Supplied material:
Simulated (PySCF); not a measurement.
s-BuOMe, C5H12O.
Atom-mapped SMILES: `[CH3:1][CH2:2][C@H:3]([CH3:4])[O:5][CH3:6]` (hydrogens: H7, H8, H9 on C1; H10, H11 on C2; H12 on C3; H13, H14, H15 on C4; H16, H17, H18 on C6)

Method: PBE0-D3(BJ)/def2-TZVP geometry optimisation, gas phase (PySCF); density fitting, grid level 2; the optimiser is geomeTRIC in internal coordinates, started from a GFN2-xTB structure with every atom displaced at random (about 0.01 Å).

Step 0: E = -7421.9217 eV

Task item: From the first line of the records above down to the line containing "Method: PBE0-D3(BJ)/def2-TZVP geometry", repeat each line exactly as written. Include both of those lines and add nothing.

Answer area:
Simulated (PySCF); not a measurement.
s-BuOMe, C5H12O.
Atom-mapped SMILES: `[CH3:1][CH2:2][C@H:3]([CH3:4])[O:5][CH3:6]` (hydrogens: H7, H8, H9 on C1; H10, H11 on C2; H12 on C3; H13, H14, H15 on C4; H16, H17, H18 on C6)

Method: PBE0-D3(BJ)/def2-TZVP geometry optimisation, gas phase (PySCF); density fitting, grid level 2; the optimiser is geomeTRIC in internal coordinates, started from a GFN2-xTB structure with every atom displaced at random (about 0.01 Å).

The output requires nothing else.